- _Required action_
When you reach the line containing "- largest force: 0.00121 Ha/bohr", include it and stop; until then, return each line of the material exactly, starting with the first.

- _Provided data_

-- Opening Marker --

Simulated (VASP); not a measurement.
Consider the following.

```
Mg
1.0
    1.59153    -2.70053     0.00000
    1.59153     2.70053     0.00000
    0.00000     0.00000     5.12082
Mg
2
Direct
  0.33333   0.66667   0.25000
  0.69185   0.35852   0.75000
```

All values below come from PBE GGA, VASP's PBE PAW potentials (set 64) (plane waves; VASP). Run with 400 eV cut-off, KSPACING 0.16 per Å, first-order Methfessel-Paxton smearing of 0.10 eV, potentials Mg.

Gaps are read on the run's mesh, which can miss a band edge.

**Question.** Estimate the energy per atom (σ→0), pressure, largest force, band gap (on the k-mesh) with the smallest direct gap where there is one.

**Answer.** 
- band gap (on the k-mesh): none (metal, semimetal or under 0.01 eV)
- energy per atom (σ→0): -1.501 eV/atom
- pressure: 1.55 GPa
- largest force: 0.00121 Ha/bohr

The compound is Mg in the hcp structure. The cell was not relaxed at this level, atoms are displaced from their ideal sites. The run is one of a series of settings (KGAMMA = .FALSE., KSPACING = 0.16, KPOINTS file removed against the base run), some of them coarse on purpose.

-- Closing Marker --

- _Exercise result_
Simulated (VASP); not a measurement.
Consider the following.

```
Mg
1.0
    1.59153    -2.70053     0.00000
    1.59153     2.70053     0.00000
    0.00000     0.00000     5.12082
Mg
2
Direct
  0.33333   0.66667   0.25000
  0.69185   0.35852   0.75000
```

All values below come from PBE GGA, VASP's PBE PAW potentials (set 64) (plane waves; VASP). Run with 400 eV cut-off, KSPACING 0.16 per Å, first-order Methfessel-Paxton smearing of 0.10 eV, potentials Mg.

Gaps are read on the run's mesh, which can miss a band edge.

**Question.** Estimate the energy per atom (σ→0), pressure, largest force, band gap (on the k-mesh) with the smallest direct gap where there is one.

**Answer.** 
- band gap (on the k-mesh): none (metal, semimetal or under 0.01 eV)
- energy per atom (σ→0): -1.501 eV/atom
- pressure: 1.55 GPa
- largest force: 0.00121 Ha/bohr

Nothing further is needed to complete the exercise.